### REQUIREMENT
Every line below should be given again without alteration.

### ENTRIES SHOWN
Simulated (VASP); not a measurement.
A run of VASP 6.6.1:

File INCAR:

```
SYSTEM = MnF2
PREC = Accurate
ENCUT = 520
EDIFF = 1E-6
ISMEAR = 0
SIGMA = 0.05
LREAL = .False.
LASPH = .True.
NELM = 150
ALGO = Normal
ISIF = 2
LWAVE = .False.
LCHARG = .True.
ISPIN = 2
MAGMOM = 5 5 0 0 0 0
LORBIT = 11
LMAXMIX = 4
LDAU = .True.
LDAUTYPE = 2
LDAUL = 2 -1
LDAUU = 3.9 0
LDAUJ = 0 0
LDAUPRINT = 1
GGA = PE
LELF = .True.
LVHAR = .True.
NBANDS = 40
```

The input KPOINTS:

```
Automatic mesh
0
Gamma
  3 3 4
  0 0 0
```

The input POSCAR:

### YOUR RESPONSE
Simulated (VASP); not a measurement.
A run of VASP 6.6.1:

File INCAR:

```
SYSTEM = MnF2
PREC = Accurate
ENCUT = 520
EDIFF = 1E-6
ISMEAR = 0
SIGMA = 0.05
LREAL = .False.
LASPH = .True.
NELM = 150
ALGO = Normal
ISIF = 2
LWAVE = .False.
LCHARG = .True.
ISPIN = 2
MAGMOM = 5 5 0 0 0 0
LORBIT = 11
LMAXMIX = 4
LDAU = .True.
LDAUTYPE = 2
LDAUL = 2 -1
LDAUU = 3.9 0
LDAUJ = 0 0
LDAUPRINT = 1
GGA = PE
LELF = .True.
LVHAR = .True.
NBANDS = 40
```

The input KPOINTS:

```
Automatic mesh
0
Gamma
  3 3 4
  0 0 0
```

The input POSCAR:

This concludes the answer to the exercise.